**Provided material**
◆ ◆ ◆ ◆

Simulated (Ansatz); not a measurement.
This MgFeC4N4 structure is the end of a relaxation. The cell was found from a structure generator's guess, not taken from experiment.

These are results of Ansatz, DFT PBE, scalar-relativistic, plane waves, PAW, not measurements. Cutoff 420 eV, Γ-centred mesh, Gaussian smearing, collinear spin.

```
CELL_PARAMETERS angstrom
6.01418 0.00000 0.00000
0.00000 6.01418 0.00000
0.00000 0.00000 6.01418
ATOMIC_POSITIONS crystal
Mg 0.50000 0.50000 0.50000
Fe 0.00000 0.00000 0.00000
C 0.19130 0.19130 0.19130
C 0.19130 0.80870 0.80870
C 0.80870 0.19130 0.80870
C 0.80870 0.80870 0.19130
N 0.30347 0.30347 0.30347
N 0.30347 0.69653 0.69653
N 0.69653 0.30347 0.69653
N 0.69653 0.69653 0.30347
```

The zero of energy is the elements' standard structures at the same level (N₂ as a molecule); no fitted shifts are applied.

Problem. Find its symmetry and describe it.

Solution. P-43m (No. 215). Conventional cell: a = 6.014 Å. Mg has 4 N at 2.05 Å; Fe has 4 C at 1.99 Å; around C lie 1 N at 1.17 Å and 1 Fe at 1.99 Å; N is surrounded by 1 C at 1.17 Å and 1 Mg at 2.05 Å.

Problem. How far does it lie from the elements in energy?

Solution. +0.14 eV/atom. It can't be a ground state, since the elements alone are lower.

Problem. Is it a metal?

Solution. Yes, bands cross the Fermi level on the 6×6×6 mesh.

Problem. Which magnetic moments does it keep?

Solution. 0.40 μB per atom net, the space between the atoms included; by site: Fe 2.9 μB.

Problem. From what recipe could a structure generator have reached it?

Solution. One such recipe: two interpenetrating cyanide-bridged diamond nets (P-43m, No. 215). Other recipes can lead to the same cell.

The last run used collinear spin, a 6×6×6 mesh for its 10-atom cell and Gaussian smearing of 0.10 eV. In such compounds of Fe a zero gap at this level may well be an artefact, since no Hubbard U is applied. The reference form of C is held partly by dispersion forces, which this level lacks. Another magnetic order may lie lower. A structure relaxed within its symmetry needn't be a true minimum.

◆ ◆ ◆ ◆

**Assignment**
Repeat the entries above exactly, beginning at their first line and ending with the line that contains "Problem. Which magnetic moments does it keep?", with nothing added.

**Written response**
Simulated (Ansatz); not a measurement.
This MgFeC4N4 structure is the end of a relaxation. The cell was found from a structure generator's guess, not taken from experiment.

These are results of Ansatz, DFT PBE, scalar-relativistic, plane waves, PAW, not measurements. Cutoff 420 eV, Γ-centred mesh, Gaussian smearing, collinear spin.

```
CELL_PARAMETERS angstrom
6.01418 0.00000 0.00000
0.00000 6.01418 0.00000
0.00000 0.00000 6.01418
ATOMIC_POSITIONS crystal
Mg 0.50000 0.50000 0.50000
Fe 0.00000 0.00000 0.00000
C 0.19130 0.19130 0.19130
C 0.19130 0.80870 0.80870
C 0.80870 0.19130 0.80870
C 0.80870 0.80870 0.19130
N 0.30347 0.30347 0.30347
N 0.30347 0.69653 0.69653
N 0.69653 0.30347 0.69653
N 0.69653 0.69653 0.30347
```

The zero of energy is the elements' standard structures at the same level (N₂ as a molecule); no fitted shifts are applied.

Problem. Find its symmetry and describe it.

Solution. P-43m (No. 215). Conventional cell: a = 6.014 Å. Mg has 4 N at 2.05 Å; Fe has 4 C at 1.99 Å; around C lie 1 N at 1.17 Å and 1 Fe at 1.99 Å; N is surrounded by 1 C at 1.17 Å and 1 Mg at 2.05 Å.

Problem. How far does it lie from the elements in energy?

Solution. +0.14 eV/atom. It can't be a ground state, since the elements alone are lower.

Problem. Is it a metal?

Solution. Yes, bands cross the Fermi level on the 6×6×6 mesh.

Problem. Which magnetic moments does it keep?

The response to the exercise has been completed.